**REQUIRED ACTION:** Each entry that follows must be output without any deviation.

**INFORMATION SHOWN:**
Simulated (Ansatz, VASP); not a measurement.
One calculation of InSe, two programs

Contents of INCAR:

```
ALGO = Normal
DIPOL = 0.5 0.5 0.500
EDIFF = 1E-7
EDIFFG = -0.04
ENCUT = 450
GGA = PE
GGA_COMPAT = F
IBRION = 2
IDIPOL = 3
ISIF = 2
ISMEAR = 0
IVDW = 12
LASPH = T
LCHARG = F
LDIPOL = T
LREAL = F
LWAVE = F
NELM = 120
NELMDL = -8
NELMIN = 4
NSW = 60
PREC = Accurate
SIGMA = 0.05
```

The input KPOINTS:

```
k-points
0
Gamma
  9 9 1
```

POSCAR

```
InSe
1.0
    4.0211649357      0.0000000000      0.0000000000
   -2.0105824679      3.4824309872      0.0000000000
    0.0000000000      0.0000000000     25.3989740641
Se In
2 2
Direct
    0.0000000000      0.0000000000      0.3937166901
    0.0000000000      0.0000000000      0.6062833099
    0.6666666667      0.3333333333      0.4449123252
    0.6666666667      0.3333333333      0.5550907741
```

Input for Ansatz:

**EXERCISE ANSWER:**
Simulated (Ansatz, VASP); not a measurement.
One calculation of InSe, two programs

Contents of INCAR:

```
ALGO = Normal
DIPOL = 0.5 0.5 0.500
EDIFF = 1E-7
EDIFFG = -0.04
ENCUT = 450
GGA = PE
GGA_COMPAT = F
IBRION = 2
IDIPOL = 3
ISIF = 2
ISMEAR = 0
IVDW = 12
LASPH = T
LCHARG = F
LDIPOL = T
LREAL = F
LWAVE = F
NELM = 120
NELMDL = -8
NELMIN = 4
NSW = 60
PREC = Accurate
SIGMA = 0.05
```

The input KPOINTS:

```
k-points
0
Gamma
  9 9 1
```

POSCAR

```
InSe
1.0
    4.0211649357      0.0000000000      0.0000000000
   -2.0105824679      3.4824309872      0.0000000000
    0.0000000000      0.0000000000     25.3989740641
Se In
2 2
Direct
    0.0000000000      0.0000000000      0.3937166901
    0.0000000000      0.0000000000      0.6062833099
    0.6666666667      0.3333333333      0.4449123252
    0.6666666667      0.3333333333      0.5550907741
```

Input for Ansatz:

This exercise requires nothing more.